### Input data
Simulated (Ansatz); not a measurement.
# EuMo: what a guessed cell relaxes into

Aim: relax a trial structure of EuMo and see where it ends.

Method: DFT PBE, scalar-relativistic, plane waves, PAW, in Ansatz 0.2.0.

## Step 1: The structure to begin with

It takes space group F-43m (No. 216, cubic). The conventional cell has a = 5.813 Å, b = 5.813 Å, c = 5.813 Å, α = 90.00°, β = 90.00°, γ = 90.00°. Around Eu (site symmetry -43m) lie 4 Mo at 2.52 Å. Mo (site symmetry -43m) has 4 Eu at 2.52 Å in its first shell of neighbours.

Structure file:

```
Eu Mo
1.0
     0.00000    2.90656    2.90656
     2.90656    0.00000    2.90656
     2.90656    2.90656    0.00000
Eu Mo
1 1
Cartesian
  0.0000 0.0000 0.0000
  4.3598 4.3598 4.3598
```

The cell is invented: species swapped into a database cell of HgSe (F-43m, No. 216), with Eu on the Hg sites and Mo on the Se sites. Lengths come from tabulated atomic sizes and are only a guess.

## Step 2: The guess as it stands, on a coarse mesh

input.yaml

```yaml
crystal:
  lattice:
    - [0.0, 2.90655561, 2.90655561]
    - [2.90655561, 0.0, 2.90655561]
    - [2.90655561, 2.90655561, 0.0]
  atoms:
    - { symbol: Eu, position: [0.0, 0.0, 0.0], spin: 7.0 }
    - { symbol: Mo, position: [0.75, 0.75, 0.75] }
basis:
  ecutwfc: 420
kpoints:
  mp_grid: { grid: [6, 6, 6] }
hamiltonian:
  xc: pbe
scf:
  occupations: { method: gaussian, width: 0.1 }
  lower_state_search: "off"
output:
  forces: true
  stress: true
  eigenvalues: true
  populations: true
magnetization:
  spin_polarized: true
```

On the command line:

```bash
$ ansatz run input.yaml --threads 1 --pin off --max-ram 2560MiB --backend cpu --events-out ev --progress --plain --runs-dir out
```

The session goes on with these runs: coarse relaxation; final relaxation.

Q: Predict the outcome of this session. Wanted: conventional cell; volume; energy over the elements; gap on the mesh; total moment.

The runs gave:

### Action item
Every line above from the line with "## Step 1: The structure to begin with" to the line with "It takes space", inclusive, must be returned exactly; no other line belongs in the reply.

### Answer space
## Step 1: The structure to begin with

It takes space group F-43m (No. 216, cubic). The conventional cell has a = 5.813 Å, b = 5.813 Å, c = 5.813 Å, α = 90.00°, β = 90.00°, γ = 90.00°. Around Eu (site symmetry -43m) lie 4 Mo at 2.52 Å. Mo (site symmetry -43m) has 4 Eu at 2.52 Å in its first shell of neighbours.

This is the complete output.